#### [Supplied data]
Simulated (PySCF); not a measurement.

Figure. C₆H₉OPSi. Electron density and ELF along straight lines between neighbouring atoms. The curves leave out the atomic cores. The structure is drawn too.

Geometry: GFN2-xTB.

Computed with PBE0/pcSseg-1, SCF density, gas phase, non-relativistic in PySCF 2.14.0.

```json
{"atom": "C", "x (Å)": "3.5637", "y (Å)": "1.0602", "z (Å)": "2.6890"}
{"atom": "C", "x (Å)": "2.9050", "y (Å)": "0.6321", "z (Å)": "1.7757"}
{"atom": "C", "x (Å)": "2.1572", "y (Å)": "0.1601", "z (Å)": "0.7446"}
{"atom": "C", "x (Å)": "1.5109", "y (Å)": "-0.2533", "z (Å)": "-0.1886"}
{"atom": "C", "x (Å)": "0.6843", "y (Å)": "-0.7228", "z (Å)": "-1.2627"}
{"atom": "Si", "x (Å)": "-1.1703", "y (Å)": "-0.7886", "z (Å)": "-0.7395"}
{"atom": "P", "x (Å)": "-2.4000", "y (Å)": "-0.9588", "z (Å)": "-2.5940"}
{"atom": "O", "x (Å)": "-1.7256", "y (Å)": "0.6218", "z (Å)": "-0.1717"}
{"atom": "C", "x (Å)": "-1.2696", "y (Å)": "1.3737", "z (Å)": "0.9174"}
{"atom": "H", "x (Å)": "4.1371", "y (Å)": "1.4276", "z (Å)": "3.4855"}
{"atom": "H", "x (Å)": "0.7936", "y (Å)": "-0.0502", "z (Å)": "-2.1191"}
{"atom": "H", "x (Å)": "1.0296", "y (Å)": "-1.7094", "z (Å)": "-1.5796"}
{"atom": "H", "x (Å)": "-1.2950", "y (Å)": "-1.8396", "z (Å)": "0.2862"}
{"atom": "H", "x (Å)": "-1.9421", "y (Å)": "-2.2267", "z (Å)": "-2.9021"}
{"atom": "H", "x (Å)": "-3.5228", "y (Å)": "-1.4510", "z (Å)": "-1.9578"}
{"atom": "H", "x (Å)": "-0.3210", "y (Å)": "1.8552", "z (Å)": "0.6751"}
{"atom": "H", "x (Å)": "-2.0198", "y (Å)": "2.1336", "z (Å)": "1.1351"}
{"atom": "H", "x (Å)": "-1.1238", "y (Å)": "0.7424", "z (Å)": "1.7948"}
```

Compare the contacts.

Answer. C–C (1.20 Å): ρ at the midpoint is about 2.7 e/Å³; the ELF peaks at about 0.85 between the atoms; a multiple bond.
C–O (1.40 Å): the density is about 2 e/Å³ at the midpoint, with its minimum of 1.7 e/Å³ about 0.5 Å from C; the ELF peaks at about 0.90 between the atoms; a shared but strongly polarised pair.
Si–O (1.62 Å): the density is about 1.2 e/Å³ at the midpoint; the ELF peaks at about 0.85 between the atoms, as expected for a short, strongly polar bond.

#### [Brief]
Copying word for word, give each line of the data above from the first one through the line containing "C–O (1.40 Å): the", and nothing else.

#### [Answer space]
Simulated (PySCF); not a measurement.

Figure. C₆H₉OPSi. Electron density and ELF along straight lines between neighbouring atoms. The curves leave out the atomic cores. The structure is drawn too.

Geometry: GFN2-xTB.

Computed with PBE0/pcSseg-1, SCF density, gas phase, non-relativistic in PySCF 2.14.0.

```json
{"atom": "C", "x (Å)": "3.5637", "y (Å)": "1.0602", "z (Å)": "2.6890"}
{"atom": "C", "x (Å)": "2.9050", "y (Å)": "0.6321", "z (Å)": "1.7757"}
{"atom": "C", "x (Å)": "2.1572", "y (Å)": "0.1601", "z (Å)": "0.7446"}
{"atom": "C", "x (Å)": "1.5109", "y (Å)": "-0.2533", "z (Å)": "-0.1886"}
{"atom": "C", "x (Å)": "0.6843", "y (Å)": "-0.7228", "z (Å)": "-1.2627"}
{"atom": "Si", "x (Å)": "-1.1703", "y (Å)": "-0.7886", "z (Å)": "-0.7395"}
{"atom": "P", "x (Å)": "-2.4000", "y (Å)": "-0.9588", "z (Å)": "-2.5940"}
{"atom": "O", "x (Å)": "-1.7256", "y (Å)": "0.6218", "z (Å)": "-0.1717"}
{"atom": "C", "x (Å)": "-1.2696", "y (Å)": "1.3737", "z (Å)": "0.9174"}
{"atom": "H", "x (Å)": "4.1371", "y (Å)": "1.4276", "z (Å)": "3.4855"}
{"atom": "H", "x (Å)": "0.7936", "y (Å)": "-0.0502", "z (Å)": "-2.1191"}
{"atom": "H", "x (Å)": "1.0296", "y (Å)": "-1.7094", "z (Å)": "-1.5796"}
{"atom": "H", "x (Å)": "-1.2950", "y (Å)": "-1.8396", "z (Å)": "0.2862"}
{"atom": "H", "x (Å)": "-1.9421", "y (Å)": "-2.2267", "z (Å)": "-2.9021"}
{"atom": "H", "x (Å)": "-3.5228", "y (Å)": "-1.4510", "z (Å)": "-1.9578"}
{"atom": "H", "x (Å)": "-0.3210", "y (Å)": "1.8552", "z (Å)": "0.6751"}
{"atom": "H", "x (Å)": "-2.0198", "y (Å)": "2.1336", "z (Å)": "1.1351"}
{"atom": "H", "x (Å)": "-1.1238", "y (Å)": "0.7424", "z (Å)": "1.7948"}
```

Compare the contacts.

Answer. C–C (1.20 Å): ρ at the midpoint is about 2.7 e/Å³; the ELF peaks at about 0.85 between the atoms; a multiple bond.
C–O (1.40 Å): the density is about 2 e/Å³ at the midpoint, with its minimum of 1.7 e/Å³ about 0.5 Å from C; the ELF peaks at about 0.90 between the atoms; a shared but strongly polarised pair.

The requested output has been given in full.